┌────────
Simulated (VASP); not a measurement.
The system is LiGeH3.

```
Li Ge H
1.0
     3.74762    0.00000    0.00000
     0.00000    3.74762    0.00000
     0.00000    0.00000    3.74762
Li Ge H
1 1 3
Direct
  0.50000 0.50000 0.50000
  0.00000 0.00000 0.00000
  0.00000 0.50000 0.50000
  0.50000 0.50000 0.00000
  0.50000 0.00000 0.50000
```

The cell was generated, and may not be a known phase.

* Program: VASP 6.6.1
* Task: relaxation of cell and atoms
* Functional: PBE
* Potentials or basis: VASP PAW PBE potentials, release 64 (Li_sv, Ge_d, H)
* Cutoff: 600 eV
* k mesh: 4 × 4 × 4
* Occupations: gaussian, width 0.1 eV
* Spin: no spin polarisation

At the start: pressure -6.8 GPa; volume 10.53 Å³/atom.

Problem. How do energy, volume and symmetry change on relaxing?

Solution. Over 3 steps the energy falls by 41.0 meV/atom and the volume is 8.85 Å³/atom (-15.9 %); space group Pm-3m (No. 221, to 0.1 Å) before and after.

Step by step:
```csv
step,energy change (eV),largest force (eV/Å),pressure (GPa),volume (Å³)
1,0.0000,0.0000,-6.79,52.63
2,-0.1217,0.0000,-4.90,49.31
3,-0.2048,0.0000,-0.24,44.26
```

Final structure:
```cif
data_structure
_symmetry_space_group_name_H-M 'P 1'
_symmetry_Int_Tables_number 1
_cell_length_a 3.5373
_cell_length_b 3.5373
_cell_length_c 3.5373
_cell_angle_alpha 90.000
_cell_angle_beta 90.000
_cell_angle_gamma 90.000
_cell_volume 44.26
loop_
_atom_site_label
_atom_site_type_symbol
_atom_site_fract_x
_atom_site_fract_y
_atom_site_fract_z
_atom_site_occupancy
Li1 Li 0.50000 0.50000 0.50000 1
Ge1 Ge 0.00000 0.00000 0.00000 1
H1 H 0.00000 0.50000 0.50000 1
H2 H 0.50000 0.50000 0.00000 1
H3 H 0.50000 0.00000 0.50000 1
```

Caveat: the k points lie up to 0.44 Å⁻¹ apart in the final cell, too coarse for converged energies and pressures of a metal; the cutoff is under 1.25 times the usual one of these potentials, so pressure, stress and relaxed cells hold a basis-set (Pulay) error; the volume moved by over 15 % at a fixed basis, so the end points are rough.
└────────

• **Work task**:
Copy, please, every line from the start of the entries down to the line that holds "The cell was", with both of those lines included and no others.

• **Problem solution**:
Simulated (VASP); not a measurement.
The system is LiGeH3.

```
Li Ge H
1.0
     3.74762    0.00000    0.00000
     0.00000    3.74762    0.00000
     0.00000    0.00000    3.74762
Li Ge H
1 1 3
Direct
  0.50000 0.50000 0.50000
  0.00000 0.00000 0.00000
  0.00000 0.50000 0.50000
  0.50000 0.50000 0.00000
  0.50000 0.00000 0.50000
```

The cell was generated, and may not be a known phase.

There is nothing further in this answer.